- _BRIEF_
Retype the entries exactly. Include every line.

==================================================

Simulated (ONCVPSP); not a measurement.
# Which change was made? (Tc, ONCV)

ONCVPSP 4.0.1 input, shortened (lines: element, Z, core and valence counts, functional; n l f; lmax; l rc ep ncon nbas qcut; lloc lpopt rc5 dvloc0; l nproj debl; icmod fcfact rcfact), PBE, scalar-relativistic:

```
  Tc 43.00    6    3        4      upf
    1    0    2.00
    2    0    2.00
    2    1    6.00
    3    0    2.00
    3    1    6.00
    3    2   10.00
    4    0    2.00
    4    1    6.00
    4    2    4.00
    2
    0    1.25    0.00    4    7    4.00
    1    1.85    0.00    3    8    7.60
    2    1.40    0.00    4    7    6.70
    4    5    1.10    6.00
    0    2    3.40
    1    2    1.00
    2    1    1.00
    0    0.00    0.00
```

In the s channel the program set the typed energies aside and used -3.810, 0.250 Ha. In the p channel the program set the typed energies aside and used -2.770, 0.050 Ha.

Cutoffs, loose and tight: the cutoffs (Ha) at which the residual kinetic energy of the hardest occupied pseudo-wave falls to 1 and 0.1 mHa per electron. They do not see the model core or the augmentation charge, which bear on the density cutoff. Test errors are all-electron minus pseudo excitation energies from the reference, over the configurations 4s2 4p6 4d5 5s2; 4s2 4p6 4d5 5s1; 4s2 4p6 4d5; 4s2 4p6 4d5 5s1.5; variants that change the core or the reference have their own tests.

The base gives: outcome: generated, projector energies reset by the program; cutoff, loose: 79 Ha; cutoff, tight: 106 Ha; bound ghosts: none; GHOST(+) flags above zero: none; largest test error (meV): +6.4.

==================================================

- _EXPECTED ANSWER_
Simulated (ONCVPSP); not a measurement.
# Which change was made? (Tc, ONCV)

ONCVPSP 4.0.1 input, shortened (lines: element, Z, core and valence counts, functional; n l f; lmax; l rc ep ncon nbas qcut; lloc lpopt rc5 dvloc0; l nproj debl; icmod fcfact rcfact), PBE, scalar-relativistic:

```
  Tc 43.00    6    3        4      upf
    1    0    2.00
    2    0    2.00
    2    1    6.00
    3    0    2.00
    3    1    6.00
    3    2   10.00
    4    0    2.00
    4    1    6.00
    4    2    4.00
    2
    0    1.25    0.00    4    7    4.00
    1    1.85    0.00    3    8    7.60
    2    1.40    0.00    4    7    6.70
    4    5    1.10    6.00
    0    2    3.40
    1    2    1.00
    2    1    1.00
    0    0.00    0.00
```

In the s channel the program set the typed energies aside and used -3.810, 0.250 Ha. In the p channel the program set the typed energies aside and used -2.770, 0.050 Ha.

Cutoffs, loose and tight: the cutoffs (Ha) at which the residual kinetic energy of the hardest occupied pseudo-wave falls to 1 and 0.1 mHa per electron. They do not see the model core or the augmentation charge, which bear on the density cutoff. Test errors are all-electron minus pseudo excitation energies from the reference, over the configurations 4s2 4p6 4d5 5s2; 4s2 4p6 4d5 5s1; 4s2 4p6 4d5; 4s2 4p6 4d5 5s1.5; variants that change the core or the reference have their own tests.

The base gives: outcome: generated, projector energies reset by the program; cutoff, loose: 79 Ha; cutoff, tight: 106 Ha; bound ghosts: none; GHOST(+) flags above zero: none; largest test error (meV): +6.4.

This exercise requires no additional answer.